[Information shown]
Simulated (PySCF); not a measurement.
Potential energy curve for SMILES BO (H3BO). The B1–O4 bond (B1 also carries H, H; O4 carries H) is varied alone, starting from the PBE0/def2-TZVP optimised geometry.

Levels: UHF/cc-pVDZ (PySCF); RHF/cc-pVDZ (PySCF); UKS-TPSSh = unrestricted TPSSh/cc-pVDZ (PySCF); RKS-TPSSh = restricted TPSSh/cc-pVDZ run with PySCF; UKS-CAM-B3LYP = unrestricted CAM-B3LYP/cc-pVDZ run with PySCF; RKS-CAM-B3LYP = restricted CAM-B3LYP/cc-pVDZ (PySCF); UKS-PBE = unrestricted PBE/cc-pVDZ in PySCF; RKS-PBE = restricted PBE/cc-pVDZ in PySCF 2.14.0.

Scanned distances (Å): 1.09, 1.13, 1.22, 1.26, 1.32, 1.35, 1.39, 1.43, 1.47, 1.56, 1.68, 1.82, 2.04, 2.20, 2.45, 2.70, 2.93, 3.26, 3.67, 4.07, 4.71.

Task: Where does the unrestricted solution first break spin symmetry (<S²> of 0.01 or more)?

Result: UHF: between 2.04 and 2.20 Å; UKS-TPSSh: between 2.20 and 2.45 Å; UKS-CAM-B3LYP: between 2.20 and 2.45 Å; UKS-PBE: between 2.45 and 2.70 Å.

[Requirement]
When the material above is given again, every line must match it exactly.

[Exercise solution]
Simulated (PySCF); not a measurement.
Potential energy curve for SMILES BO (H3BO). The B1–O4 bond (B1 also carries H, H; O4 carries H) is varied alone, starting from the PBE0/def2-TZVP optimised geometry.

Levels: UHF/cc-pVDZ (PySCF); RHF/cc-pVDZ (PySCF); UKS-TPSSh = unrestricted TPSSh/cc-pVDZ (PySCF); RKS-TPSSh = restricted TPSSh/cc-pVDZ run with PySCF; UKS-CAM-B3LYP = unrestricted CAM-B3LYP/cc-pVDZ run with PySCF; RKS-CAM-B3LYP = restricted CAM-B3LYP/cc-pVDZ (PySCF); UKS-PBE = unrestricted PBE/cc-pVDZ in PySCF; RKS-PBE = restricted PBE/cc-pVDZ in PySCF 2.14.0.

Scanned distances (Å): 1.09, 1.13, 1.22, 1.26, 1.32, 1.35, 1.39, 1.43, 1.47, 1.56, 1.68, 1.82, 2.04, 2.20, 2.45, 2.70, 2.93, 3.26, 3.67, 4.07, 4.71.

Task: Where does the unrestricted solution first break spin symmetry (<S²> of 0.01 or more)?

Result: UHF: between 2.04 and 2.20 Å; UKS-TPSSh: between 2.20 and 2.45 Å; UKS-CAM-B3LYP: between 2.20 and 2.45 Å; UKS-PBE: between 2.45 and 2.70 Å.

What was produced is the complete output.